Work instruction >> Return the lines of the data below exactly. Start at the first and end with the line containing "(a) 6.3; (b) 2.38.".

Material supplied >>
- - -
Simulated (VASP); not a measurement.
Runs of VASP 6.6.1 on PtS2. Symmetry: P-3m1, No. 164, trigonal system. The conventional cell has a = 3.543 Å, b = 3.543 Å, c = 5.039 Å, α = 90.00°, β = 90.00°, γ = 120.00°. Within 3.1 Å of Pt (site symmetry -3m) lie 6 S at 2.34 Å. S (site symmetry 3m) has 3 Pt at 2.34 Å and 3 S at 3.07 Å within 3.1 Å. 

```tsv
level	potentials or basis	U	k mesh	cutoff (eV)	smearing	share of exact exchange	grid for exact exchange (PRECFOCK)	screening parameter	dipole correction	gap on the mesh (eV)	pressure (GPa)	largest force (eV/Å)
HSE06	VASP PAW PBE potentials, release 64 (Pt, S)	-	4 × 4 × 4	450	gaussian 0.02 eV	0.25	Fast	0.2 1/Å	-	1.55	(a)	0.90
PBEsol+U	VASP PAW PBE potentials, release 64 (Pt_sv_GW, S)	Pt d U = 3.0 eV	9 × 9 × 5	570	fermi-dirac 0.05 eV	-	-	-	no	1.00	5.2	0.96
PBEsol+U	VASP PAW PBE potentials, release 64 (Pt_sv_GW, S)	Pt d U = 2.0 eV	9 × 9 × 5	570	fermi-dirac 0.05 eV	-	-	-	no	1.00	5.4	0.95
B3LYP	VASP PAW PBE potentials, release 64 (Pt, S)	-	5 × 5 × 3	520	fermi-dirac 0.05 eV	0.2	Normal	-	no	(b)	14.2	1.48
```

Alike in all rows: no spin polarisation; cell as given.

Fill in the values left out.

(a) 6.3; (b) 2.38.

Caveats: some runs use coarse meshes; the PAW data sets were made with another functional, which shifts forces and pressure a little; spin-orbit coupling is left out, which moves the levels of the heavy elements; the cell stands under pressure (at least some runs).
- - -

Response box >>
Simulated (VASP); not a measurement.
Runs of VASP 6.6.1 on PtS2. Symmetry: P-3m1, No. 164, trigonal system. The conventional cell has a = 3.543 Å, b = 3.543 Å, c = 5.039 Å, α = 90.00°, β = 90.00°, γ = 120.00°. Within 3.1 Å of Pt (site symmetry -3m) lie 6 S at 2.34 Å. S (site symmetry 3m) has 3 Pt at 2.34 Å and 3 S at 3.07 Å within 3.1 Å. 

```tsv
level	potentials or basis	U	k mesh	cutoff (eV)	smearing	share of exact exchange	grid for exact exchange (PRECFOCK)	screening parameter	dipole correction	gap on the mesh (eV)	pressure (GPa)	largest force (eV/Å)
HSE06	VASP PAW PBE potentials, release 64 (Pt, S)	-	4 × 4 × 4	450	gaussian 0.02 eV	0.25	Fast	0.2 1/Å	-	1.55	(a)	0.90
PBEsol+U	VASP PAW PBE potentials, release 64 (Pt_sv_GW, S)	Pt d U = 3.0 eV	9 × 9 × 5	570	fermi-dirac 0.05 eV	-	-	-	no	1.00	5.2	0.96
PBEsol+U	VASP PAW PBE potentials, release 64 (Pt_sv_GW, S)	Pt d U = 2.0 eV	9 × 9 × 5	570	fermi-dirac 0.05 eV	-	-	-	no	1.00	5.4	0.95
B3LYP	VASP PAW PBE potentials, release 64 (Pt, S)	-	5 × 5 × 3	520	fermi-dirac 0.05 eV	0.2	Normal	-	no	(b)	14.2	1.48
```

Alike in all rows: no spin polarisation; cell as given.

Fill in the values left out.

(a) 6.3; (b) 2.38.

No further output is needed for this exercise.